•••••
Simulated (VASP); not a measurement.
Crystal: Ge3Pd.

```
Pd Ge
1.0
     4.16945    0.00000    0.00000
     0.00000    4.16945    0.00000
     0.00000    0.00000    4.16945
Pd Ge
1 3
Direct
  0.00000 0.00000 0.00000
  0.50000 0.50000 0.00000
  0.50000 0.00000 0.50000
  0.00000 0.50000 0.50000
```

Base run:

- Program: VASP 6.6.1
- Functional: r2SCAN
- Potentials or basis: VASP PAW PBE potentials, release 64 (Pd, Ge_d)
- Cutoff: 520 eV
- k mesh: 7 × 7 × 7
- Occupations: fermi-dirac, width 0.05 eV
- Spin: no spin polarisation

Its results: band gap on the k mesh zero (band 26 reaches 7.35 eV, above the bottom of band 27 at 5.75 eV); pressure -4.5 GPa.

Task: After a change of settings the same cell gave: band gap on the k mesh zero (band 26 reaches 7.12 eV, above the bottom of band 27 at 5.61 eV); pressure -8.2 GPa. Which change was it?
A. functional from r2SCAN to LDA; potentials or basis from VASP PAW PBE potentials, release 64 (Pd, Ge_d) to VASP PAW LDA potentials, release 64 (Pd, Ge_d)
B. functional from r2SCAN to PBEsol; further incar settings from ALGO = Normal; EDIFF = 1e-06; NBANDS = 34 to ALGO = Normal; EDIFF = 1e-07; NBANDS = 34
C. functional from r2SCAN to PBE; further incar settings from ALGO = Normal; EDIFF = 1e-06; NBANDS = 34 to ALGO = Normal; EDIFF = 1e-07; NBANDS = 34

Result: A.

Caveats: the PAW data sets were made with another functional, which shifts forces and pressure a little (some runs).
•••••

In the listing above, find the line containing "Crystal: Ge3Pd." and the line containing "Its results: band". Output them and every line between, exactly, and nothing else.

Crystal: Ge3Pd.

```
Pd Ge
1.0
     4.16945    0.00000    0.00000
     0.00000    4.16945    0.00000
     0.00000    0.00000    4.16945
Pd Ge
1 3
Direct
  0.00000 0.00000 0.00000
  0.50000 0.50000 0.00000
  0.50000 0.00000 0.50000
  0.00000 0.50000 0.50000
```

Base run:

- Program: VASP 6.6.1
- Functional: r2SCAN
- Potentials or basis: VASP PAW PBE potentials, release 64 (Pd, Ge_d)
- Cutoff: 520 eV
- k mesh: 7 × 7 × 7
- Occupations: fermi-dirac, width 0.05 eV
- Spin: no spin polarisation

Its results: band gap on the k mesh zero (band 26 reaches 7.35 eV, above the bottom of band 27 at 5.75 eV); pressure -4.5 GPa.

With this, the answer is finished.